Data listing:
--------------------
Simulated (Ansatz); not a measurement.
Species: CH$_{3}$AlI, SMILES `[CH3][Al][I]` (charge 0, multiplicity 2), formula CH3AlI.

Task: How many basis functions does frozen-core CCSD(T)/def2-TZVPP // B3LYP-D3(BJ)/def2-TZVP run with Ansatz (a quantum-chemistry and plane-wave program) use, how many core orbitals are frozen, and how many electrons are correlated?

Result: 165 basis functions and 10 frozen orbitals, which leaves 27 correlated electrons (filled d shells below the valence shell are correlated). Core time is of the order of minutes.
--------------------

Transcribe the whole listing word for word.

Simulated (Ansatz); not a measurement.
Species: CH$_{3}$AlI, SMILES `[CH3][Al][I]` (charge 0, multiplicity 2), formula CH3AlI.

Task: How many basis functions does frozen-core CCSD(T)/def2-TZVPP // B3LYP-D3(BJ)/def2-TZVP run with Ansatz (a quantum-chemistry and plane-wave program) use, how many core orbitals are frozen, and how many electrons are correlated?

Result: 165 basis functions and 10 frozen orbitals, which leaves 27 correlated electrons (filled d shells below the valence shell are correlated). Core time is of the order of minutes.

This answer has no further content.